▶ DATA UNDER STUDY:
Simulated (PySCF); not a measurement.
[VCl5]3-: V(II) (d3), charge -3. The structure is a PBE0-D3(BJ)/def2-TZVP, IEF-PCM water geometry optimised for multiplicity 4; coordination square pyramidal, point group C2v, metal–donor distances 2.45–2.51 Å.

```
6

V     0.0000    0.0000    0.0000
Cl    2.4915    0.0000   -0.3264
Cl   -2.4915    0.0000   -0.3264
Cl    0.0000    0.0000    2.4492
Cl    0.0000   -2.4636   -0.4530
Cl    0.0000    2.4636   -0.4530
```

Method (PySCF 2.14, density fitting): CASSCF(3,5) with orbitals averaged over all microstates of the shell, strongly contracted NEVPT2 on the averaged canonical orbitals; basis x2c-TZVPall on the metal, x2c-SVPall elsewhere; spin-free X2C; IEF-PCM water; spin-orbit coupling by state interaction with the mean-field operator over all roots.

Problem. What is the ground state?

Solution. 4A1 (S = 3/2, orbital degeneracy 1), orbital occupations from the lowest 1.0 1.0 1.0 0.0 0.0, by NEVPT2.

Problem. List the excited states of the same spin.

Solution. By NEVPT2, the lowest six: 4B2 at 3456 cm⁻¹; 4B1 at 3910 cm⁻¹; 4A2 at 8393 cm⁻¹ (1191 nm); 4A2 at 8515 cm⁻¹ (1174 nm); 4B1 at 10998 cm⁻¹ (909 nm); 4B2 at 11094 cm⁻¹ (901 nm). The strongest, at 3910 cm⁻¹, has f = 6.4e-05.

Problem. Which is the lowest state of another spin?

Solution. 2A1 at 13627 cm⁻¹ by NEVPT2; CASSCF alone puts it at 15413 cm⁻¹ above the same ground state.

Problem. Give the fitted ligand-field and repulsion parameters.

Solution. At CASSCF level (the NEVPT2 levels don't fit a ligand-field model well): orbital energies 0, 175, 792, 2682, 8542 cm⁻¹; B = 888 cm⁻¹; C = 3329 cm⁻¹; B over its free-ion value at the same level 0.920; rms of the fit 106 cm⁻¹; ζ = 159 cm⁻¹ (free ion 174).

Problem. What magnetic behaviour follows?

▶ REQUIRED ACTION:
In the data above, which lines lie between the line with "Problem. Which is" and the line with "Solution. At CASSCF", inclusive? Print those lines exactly and nothing else.

▶ RESPONSE BOX:
Problem. Which is the lowest state of another spin?

Solution. 2A1 at 13627 cm⁻¹ by NEVPT2; CASSCF alone puts it at 15413 cm⁻¹ above the same ground state.

Problem. Give the fitted ligand-field and repulsion parameters.

Solution. At CASSCF level (the NEVPT2 levels don't fit a ligand-field model well): orbital energies 0, 175, 792, 2682, 8542 cm⁻¹; B = 888 cm⁻¹; C = 3329 cm⁻¹; B over its free-ion value at the same level 0.920; rms of the fit 106 cm⁻¹; ζ = 159 cm⁻¹ (free ion 174).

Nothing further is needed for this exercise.